# TASK ITEM:
Consider the listing below. Extract exactly the lines from the line containing "follow atomic charges?**" to the line containing "The point-charge model", both included.

◇ ◇ ◇ ◇

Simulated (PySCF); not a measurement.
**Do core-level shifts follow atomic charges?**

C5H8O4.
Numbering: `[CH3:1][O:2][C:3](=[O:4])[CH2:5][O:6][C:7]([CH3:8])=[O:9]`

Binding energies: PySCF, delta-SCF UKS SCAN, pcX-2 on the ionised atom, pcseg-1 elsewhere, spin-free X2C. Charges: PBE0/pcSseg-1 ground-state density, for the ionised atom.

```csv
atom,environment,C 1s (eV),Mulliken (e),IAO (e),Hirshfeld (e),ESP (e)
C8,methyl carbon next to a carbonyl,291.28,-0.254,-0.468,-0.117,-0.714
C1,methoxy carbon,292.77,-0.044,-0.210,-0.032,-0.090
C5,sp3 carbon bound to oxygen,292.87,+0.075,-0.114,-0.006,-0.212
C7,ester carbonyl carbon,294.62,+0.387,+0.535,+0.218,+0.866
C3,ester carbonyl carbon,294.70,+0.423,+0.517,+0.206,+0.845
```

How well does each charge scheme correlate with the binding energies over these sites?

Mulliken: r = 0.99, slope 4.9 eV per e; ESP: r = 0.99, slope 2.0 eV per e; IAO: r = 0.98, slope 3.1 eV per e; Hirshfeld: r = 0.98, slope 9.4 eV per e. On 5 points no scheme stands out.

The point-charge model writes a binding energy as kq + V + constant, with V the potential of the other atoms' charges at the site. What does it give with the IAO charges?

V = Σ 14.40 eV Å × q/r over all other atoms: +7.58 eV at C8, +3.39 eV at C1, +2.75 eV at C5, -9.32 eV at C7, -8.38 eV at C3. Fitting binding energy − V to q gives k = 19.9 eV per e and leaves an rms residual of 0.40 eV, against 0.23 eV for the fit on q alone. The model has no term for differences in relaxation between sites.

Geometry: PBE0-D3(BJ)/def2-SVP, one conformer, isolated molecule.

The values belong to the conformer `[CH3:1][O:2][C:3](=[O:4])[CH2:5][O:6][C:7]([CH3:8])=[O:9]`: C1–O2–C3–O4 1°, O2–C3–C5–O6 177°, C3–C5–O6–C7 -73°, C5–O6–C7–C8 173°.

◇ ◇ ◇ ◇

# RESULT:
**Do core-level shifts follow atomic charges?**

C5H8O4.
Numbering: `[CH3:1][O:2][C:3](=[O:4])[CH2:5][O:6][C:7]([CH3:8])=[O:9]`

Binding energies: PySCF, delta-SCF UKS SCAN, pcX-2 on the ionised atom, pcseg-1 elsewhere, spin-free X2C. Charges: PBE0/pcSseg-1 ground-state density, for the ionised atom.

```csv
atom,environment,C 1s (eV),Mulliken (e),IAO (e),Hirshfeld (e),ESP (e)
C8,methyl carbon next to a carbonyl,291.28,-0.254,-0.468,-0.117,-0.714
C1,methoxy carbon,292.77,-0.044,-0.210,-0.032,-0.090
C5,sp3 carbon bound to oxygen,292.87,+0.075,-0.114,-0.006,-0.212
C7,ester carbonyl carbon,294.62,+0.387,+0.535,+0.218,+0.866
C3,ester carbonyl carbon,294.70,+0.423,+0.517,+0.206,+0.845
```

How well does each charge scheme correlate with the binding energies over these sites?

Mulliken: r = 0.99, slope 4.9 eV per e; ESP: r = 0.99, slope 2.0 eV per e; IAO: r = 0.98, slope 3.1 eV per e; Hirshfeld: r = 0.98, slope 9.4 eV per e. On 5 points no scheme stands out.

The point-charge model writes a binding energy as kq + V + constant, with V the potential of the other atoms' charges at the site. What does it give with the IAO charges?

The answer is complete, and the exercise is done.